**REQUIRED ACTION**
Everything from the first line below through the line with "Aim: the relaxation" is to be transcribed exactly, and nothing past it.

============
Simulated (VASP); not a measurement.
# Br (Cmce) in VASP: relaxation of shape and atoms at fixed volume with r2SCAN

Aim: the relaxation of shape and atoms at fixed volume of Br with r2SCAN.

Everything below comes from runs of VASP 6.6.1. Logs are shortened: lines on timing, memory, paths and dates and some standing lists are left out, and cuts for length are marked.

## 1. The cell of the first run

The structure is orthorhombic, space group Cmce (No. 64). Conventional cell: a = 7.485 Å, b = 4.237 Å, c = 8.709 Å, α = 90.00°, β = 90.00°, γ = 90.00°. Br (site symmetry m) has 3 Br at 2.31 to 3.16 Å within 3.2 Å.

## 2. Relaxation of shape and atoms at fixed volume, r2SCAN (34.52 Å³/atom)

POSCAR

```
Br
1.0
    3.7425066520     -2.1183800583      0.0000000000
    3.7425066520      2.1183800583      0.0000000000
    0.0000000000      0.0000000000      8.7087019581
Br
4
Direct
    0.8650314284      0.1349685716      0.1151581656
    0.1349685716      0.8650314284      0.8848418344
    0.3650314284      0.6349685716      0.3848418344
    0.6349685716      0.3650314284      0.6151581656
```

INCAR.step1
============

**TASK ANSWER**
Simulated (VASP); not a measurement.
# Br (Cmce) in VASP: relaxation of shape and atoms at fixed volume with r2SCAN

Aim: the relaxation of shape and atoms at fixed volume of Br with r2SCAN.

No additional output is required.